************

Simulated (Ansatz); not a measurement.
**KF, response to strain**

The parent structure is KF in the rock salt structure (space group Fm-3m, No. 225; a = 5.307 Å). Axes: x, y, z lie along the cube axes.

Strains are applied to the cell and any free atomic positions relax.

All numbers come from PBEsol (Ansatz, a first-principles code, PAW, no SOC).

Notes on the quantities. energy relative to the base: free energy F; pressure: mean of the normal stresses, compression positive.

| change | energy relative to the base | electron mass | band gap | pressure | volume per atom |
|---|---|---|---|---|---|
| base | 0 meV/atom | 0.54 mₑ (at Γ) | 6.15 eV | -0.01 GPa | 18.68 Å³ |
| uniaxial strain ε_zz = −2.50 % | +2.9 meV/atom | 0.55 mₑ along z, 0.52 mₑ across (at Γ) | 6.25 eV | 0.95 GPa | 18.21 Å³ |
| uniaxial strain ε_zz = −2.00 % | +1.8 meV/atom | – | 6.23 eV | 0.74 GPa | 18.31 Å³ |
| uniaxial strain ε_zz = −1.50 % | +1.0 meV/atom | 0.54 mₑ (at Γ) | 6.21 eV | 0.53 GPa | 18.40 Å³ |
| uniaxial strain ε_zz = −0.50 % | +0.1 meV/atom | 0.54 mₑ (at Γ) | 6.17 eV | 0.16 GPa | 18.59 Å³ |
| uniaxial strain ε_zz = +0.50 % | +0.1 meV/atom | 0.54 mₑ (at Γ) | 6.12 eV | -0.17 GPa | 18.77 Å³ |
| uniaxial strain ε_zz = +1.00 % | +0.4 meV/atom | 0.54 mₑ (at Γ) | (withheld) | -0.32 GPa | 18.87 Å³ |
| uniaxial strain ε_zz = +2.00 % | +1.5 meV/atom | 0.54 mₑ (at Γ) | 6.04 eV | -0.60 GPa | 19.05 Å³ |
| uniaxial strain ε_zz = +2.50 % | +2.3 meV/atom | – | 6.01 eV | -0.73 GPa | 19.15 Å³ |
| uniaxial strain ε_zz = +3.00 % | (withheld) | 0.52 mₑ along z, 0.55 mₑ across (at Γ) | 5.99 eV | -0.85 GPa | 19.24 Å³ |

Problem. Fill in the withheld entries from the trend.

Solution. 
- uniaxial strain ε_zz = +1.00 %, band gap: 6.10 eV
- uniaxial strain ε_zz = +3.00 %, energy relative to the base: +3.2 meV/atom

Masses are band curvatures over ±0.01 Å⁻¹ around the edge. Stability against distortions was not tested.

************

Go through the listing above and write out exactly the lines starting with the one holding "Notes on the" and running through the one holding "GPa | 18.87 Å³ |", ends included, and no others.

RESPONSE AREA →
Notes on the quantities. energy relative to the base: free energy F; pressure: mean of the normal stresses, compression positive.

| change | energy relative to the base | electron mass | band gap | pressure | volume per atom |
|---|---|---|---|---|---|
| base | 0 meV/atom | 0.54 mₑ (at Γ) | 6.15 eV | -0.01 GPa | 18.68 Å³ |
| uniaxial strain ε_zz = −2.50 % | +2.9 meV/atom | 0.55 mₑ along z, 0.52 mₑ across (at Γ) | 6.25 eV | 0.95 GPa | 18.21 Å³ |
| uniaxial strain ε_zz = −2.00 % | +1.8 meV/atom | – | 6.23 eV | 0.74 GPa | 18.31 Å³ |
| uniaxial strain ε_zz = −1.50 % | +1.0 meV/atom | 0.54 mₑ (at Γ) | 6.21 eV | 0.53 GPa | 18.40 Å³ |
| uniaxial strain ε_zz = −0.50 % | +0.1 meV/atom | 0.54 mₑ (at Γ) | 6.17 eV | 0.16 GPa | 18.59 Å³ |
| uniaxial strain ε_zz = +0.50 % | +0.1 meV/atom | 0.54 mₑ (at Γ) | 6.12 eV | -0.17 GPa | 18.77 Å³ |
| uniaxial strain ε_zz = +1.00 % | +0.4 meV/atom | 0.54 mₑ (at Γ) | (withheld) | -0.32 GPa | 18.87 Å³ |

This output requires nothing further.